__Work task__.
Copy the complete listing that follows, letter for letter.

__Provided information__.
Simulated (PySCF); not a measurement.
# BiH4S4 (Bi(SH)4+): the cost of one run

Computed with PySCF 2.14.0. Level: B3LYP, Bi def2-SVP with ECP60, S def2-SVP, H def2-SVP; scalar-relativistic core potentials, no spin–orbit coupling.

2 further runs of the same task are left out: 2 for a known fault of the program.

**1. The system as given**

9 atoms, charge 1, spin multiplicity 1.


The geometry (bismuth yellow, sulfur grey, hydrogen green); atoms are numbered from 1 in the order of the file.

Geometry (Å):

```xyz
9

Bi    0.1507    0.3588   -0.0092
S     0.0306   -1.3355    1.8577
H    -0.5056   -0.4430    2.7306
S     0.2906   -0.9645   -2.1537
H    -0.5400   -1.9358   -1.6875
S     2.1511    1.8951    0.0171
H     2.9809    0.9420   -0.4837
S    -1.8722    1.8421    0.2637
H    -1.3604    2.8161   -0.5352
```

__Exercise solution__.
Simulated (PySCF); not a measurement.
# BiH4S4 (Bi(SH)4+): the cost of one run

Computed with PySCF 2.14.0. Level: B3LYP, Bi def2-SVP with ECP60, S def2-SVP, H def2-SVP; scalar-relativistic core potentials, no spin–orbit coupling.

2 further runs of the same task are left out: 2 for a known fault of the program.

**1. The system as given**

9 atoms, charge 1, spin multiplicity 1.


The geometry (bismuth yellow, sulfur grey, hydrogen green); atoms are numbered from 1 in the order of the file.

Geometry (Å):

```xyz
9

Bi    0.1507    0.3588   -0.0092
S     0.0306   -1.3355    1.8577
H    -0.5056   -0.4430    2.7306
S     0.2906   -0.9645   -2.1537
H    -0.5400   -1.9358   -1.6875
S     2.1511    1.8951    0.0171
H     2.9809    0.9420   -0.4837
S    -1.8722    1.8421    0.2637
H    -1.3604    2.8161   -0.5352
```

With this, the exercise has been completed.